Your response should consist of the data that follows, repeated in full without alteration.

━━━━━━━━

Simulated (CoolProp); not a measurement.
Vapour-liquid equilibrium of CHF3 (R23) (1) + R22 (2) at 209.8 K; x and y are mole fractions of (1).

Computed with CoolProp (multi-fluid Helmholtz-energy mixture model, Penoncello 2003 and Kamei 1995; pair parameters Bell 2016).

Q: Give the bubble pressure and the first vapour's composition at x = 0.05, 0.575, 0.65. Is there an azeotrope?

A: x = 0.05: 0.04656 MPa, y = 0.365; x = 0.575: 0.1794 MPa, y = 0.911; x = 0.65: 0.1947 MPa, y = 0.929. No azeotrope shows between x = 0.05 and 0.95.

━━━━━━━━

- Exercise result -
Simulated (CoolProp); not a measurement.
Vapour-liquid equilibrium of CHF3 (R23) (1) + R22 (2) at 209.8 K; x and y are mole fractions of (1).

Computed with CoolProp (multi-fluid Helmholtz-energy mixture model, Penoncello 2003 and Kamei 1995; pair parameters Bell 2016).

Q: Give the bubble pressure and the first vapour's composition at x = 0.05, 0.575, 0.65. Is there an azeotrope?

A: x = 0.05: 0.04656 MPa, y = 0.365; x = 0.575: 0.1794 MPa, y = 0.911; x = 0.65: 0.1947 MPa, y = 0.929. No azeotrope shows between x = 0.05 and 0.95.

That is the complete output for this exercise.